- _BRIEF_: Word for word, transcribe the material below from its first line to the line with "Solution. B, pressure", both included.

━━━━━ PROVIDED RECORDS ━━━━━

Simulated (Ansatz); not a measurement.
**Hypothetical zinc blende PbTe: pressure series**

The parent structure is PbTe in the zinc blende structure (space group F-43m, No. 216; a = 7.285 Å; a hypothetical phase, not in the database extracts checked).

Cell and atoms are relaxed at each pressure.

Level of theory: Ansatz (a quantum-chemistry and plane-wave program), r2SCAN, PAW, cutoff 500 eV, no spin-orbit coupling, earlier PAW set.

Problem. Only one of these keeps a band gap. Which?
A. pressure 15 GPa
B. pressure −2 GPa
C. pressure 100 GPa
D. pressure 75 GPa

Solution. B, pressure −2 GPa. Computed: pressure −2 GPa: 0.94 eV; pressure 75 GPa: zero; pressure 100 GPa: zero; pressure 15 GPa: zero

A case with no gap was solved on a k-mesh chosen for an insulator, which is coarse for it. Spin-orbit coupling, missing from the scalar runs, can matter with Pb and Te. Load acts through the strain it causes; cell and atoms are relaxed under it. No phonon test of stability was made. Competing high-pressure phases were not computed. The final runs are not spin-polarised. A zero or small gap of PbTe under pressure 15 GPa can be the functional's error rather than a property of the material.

━━━━━

- _RESPONSE BOX_:
Simulated (Ansatz); not a measurement.
**Hypothetical zinc blende PbTe: pressure series**

The parent structure is PbTe in the zinc blende structure (space group F-43m, No. 216; a = 7.285 Å; a hypothetical phase, not in the database extracts checked).

Cell and atoms are relaxed at each pressure.

Level of theory: Ansatz (a quantum-chemistry and plane-wave program), r2SCAN, PAW, cutoff 500 eV, no spin-orbit coupling, earlier PAW set.

Problem. Only one of these keeps a band gap. Which?
A. pressure 15 GPa
B. pressure −2 GPa
C. pressure 100 GPa
D. pressure 75 GPa

Solution. B, pressure −2 GPa. Computed: pressure −2 GPa: 0.94 eV; pressure 75 GPa: zero; pressure 100 GPa: zero; pressure 15 GPa: zero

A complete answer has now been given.